Data shown:
--------------------------------------------------
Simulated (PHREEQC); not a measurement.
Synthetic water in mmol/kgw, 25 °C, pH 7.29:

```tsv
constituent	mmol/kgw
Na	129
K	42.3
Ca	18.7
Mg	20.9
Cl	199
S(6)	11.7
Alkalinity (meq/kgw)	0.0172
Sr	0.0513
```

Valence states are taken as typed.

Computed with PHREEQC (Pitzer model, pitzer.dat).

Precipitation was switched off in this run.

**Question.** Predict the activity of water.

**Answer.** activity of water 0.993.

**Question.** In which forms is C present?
--------------------------------------------------

Copy the records above exactly.

Response:
Simulated (PHREEQC); not a measurement.
Synthetic water in mmol/kgw, 25 °C, pH 7.29:

```tsv
constituent	mmol/kgw
Na	129
K	42.3
Ca	18.7
Mg	20.9
Cl	199
S(6)	11.7
Alkalinity (meq/kgw)	0.0172
Sr	0.0513
```

Valence states are taken as typed.

Computed with PHREEQC (Pitzer model, pitzer.dat).

Precipitation was switched off in this run.

**Question.** Predict the activity of water.

**Answer.** activity of water 0.993.

**Question.** In which forms is C present?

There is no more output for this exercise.